> _EXERCISE DATA_

--

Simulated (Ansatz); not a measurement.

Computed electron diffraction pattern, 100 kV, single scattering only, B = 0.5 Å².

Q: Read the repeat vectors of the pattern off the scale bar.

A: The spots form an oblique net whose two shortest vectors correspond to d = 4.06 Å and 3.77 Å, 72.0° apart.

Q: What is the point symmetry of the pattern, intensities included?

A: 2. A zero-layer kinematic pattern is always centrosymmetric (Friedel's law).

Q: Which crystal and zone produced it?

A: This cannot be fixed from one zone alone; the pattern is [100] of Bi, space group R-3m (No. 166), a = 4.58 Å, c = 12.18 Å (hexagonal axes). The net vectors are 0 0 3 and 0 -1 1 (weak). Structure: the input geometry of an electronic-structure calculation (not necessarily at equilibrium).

--

> _ACTION ITEM_
Nothing in the records may be altered; restate them word for word.

> _WRITTEN SOLUTION_
Simulated (Ansatz); not a measurement.

Computed electron diffraction pattern, 100 kV, single scattering only, B = 0.5 Å².

Q: Read the repeat vectors of the pattern off the scale bar.

A: The spots form an oblique net whose two shortest vectors correspond to d = 4.06 Å and 3.77 Å, 72.0° apart.

Q: What is the point symmetry of the pattern, intensities included?

A: 2. A zero-layer kinematic pattern is always centrosymmetric (Friedel's law).

Q: Which crystal and zone produced it?

A: This cannot be fixed from one zone alone; the pattern is [100] of Bi, space group R-3m (No. 166), a = 4.58 Å, c = 12.18 Å (hexagonal axes). The net vectors are 0 0 3 and 0 -1 1 (weak). Structure: the input geometry of an electronic-structure calculation (not necessarily at equilibrium).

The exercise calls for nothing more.